**DATA SUPPLIED**:
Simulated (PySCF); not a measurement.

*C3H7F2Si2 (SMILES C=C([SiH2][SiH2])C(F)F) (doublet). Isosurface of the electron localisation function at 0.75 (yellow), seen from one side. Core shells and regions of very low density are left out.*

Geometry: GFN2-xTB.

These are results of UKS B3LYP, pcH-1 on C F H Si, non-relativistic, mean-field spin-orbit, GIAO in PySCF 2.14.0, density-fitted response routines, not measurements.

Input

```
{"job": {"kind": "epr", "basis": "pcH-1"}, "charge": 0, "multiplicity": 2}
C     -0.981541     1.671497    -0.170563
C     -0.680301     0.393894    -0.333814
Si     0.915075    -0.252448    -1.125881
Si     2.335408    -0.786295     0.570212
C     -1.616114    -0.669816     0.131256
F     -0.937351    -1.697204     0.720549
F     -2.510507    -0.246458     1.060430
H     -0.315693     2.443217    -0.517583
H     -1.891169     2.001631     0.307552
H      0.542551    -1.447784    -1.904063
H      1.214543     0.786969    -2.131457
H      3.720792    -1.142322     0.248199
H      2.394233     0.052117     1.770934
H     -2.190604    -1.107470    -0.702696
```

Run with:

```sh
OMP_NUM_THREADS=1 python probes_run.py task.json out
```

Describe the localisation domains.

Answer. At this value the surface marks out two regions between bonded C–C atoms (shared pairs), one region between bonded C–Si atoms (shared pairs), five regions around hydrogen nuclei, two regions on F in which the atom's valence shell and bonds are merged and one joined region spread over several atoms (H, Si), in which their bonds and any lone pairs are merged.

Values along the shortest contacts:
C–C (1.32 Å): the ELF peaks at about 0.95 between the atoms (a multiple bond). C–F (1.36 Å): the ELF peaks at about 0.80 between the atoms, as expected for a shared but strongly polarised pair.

**REQUIREMENT**:
Start at the first line of the entries and stop at the line that contains "Geometry: GFN2-xTB.". Repeat every line in that span exactly, and nothing beyond it.

**EXERCISE RESPONSE**:
Simulated (PySCF); not a measurement.

*C3H7F2Si2 (SMILES C=C([SiH2][SiH2])C(F)F) (doublet). Isosurface of the electron localisation function at 0.75 (yellow), seen from one side. Core shells and regions of very low density are left out.*

Geometry: GFN2-xTB.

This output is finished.